BEGIN Dataset extract

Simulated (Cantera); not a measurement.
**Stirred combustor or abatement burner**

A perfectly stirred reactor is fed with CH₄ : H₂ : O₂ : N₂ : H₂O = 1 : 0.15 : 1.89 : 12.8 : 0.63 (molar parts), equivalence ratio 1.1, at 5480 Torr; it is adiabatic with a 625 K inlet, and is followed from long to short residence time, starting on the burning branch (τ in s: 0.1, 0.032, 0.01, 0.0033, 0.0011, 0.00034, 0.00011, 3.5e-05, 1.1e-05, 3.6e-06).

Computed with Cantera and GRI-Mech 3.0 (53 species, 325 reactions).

END Dataset extract

• Activity: All records should be written out again exactly as given.

• Your solution:
Simulated (Cantera); not a measurement.
**Stirred combustor or abatement burner**

A perfectly stirred reactor is fed with CH₄ : H₂ : O₂ : N₂ : H₂O = 1 : 0.15 : 1.89 : 12.8 : 0.63 (molar parts), equivalence ratio 1.1, at 5480 Torr; it is adiabatic with a 625 K inlet, and is followed from long to short residence time, starting on the burning branch (τ in s: 0.1, 0.032, 0.01, 0.0033, 0.0011, 0.00034, 0.00011, 3.5e-05, 1.1e-05, 3.6e-06).

Computed with Cantera and GRI-Mech 3.0 (53 species, 325 reactions).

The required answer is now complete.